Assigned task: Exactly the lines from the first line of the listing through the line containing "Ansatz ran all-electron" should appear in the output, unchanged.

Entries provided:
☆ ☆ ☆
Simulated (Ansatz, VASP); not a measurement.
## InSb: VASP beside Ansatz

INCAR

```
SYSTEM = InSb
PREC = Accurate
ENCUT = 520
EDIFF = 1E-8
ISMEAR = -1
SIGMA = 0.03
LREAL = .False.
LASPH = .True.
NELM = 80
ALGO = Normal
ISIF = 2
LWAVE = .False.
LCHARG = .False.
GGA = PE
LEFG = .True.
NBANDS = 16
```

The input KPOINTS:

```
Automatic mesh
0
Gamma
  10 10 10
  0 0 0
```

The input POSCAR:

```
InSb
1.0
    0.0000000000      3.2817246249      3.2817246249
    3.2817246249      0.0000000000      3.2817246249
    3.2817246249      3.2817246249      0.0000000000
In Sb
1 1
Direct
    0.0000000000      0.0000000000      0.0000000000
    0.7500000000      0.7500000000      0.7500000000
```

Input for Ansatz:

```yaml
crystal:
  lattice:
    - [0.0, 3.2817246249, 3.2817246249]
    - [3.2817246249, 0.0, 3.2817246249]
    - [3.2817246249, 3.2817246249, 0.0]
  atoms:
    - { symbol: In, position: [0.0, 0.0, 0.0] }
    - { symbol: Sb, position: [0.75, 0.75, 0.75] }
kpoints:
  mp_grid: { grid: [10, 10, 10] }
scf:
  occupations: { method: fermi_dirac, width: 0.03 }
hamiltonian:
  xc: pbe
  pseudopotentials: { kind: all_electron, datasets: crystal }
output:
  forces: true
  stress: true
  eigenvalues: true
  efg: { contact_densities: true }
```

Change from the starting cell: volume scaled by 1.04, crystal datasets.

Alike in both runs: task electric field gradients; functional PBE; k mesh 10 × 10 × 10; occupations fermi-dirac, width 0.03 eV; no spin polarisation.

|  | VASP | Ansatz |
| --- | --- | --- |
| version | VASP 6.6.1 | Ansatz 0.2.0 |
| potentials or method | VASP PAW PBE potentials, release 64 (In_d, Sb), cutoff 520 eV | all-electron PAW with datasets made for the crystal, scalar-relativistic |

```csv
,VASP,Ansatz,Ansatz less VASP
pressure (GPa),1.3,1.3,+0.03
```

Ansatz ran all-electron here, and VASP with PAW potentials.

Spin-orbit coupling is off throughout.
☆ ☆ ☆

Problem solution:
Simulated (Ansatz, VASP); not a measurement.
## InSb: VASP beside Ansatz

INCAR

```
SYSTEM = InSb
PREC = Accurate
ENCUT = 520
EDIFF = 1E-8
ISMEAR = -1
SIGMA = 0.03
LREAL = .False.
LASPH = .True.
NELM = 80
ALGO = Normal
ISIF = 2
LWAVE = .False.
LCHARG = .False.
GGA = PE
LEFG = .True.
NBANDS = 16
```

The input KPOINTS:

```
Automatic mesh
0
Gamma
  10 10 10
  0 0 0
```

The input POSCAR:

```
InSb
1.0
    0.0000000000      3.2817246249      3.2817246249
    3.2817246249      0.0000000000      3.2817246249
    3.2817246249      3.2817246249      0.0000000000
In Sb
1 1
Direct
    0.0000000000      0.0000000000      0.0000000000
    0.7500000000      0.7500000000      0.7500000000
```

Input for Ansatz:

```yaml
crystal:
  lattice:
    - [0.0, 3.2817246249, 3.2817246249]
    - [3.2817246249, 0.0, 3.2817246249]
    - [3.2817246249, 3.2817246249, 0.0]
  atoms:
    - { symbol: In, position: [0.0, 0.0, 0.0] }
    - { symbol: Sb, position: [0.75, 0.75, 0.75] }
kpoints:
  mp_grid: { grid: [10, 10, 10] }
scf:
  occupations: { method: fermi_dirac, width: 0.03 }
hamiltonian:
  xc: pbe
  pseudopotentials: { kind: all_electron, datasets: crystal }
output:
  forces: true
  stress: true
  eigenvalues: true
  efg: { contact_densities: true }
```

Change from the starting cell: volume scaled by 1.04, crystal datasets.

Alike in both runs: task electric field gradients; functional PBE; k mesh 10 × 10 × 10; occupations fermi-dirac, width 0.03 eV; no spin polarisation.

|  | VASP | Ansatz |
| --- | --- | --- |
| version | VASP 6.6.1 | Ansatz 0.2.0 |
| potentials or method | VASP PAW PBE potentials, release 64 (In_d, Sb), cutoff 520 eV | all-electron PAW with datasets made for the crystal, scalar-relativistic |

```csv
,VASP,Ansatz,Ansatz less VASP
pressure (GPa),1.3,1.3,+0.03
```

Ansatz ran all-electron here, and VASP with PAW potentials.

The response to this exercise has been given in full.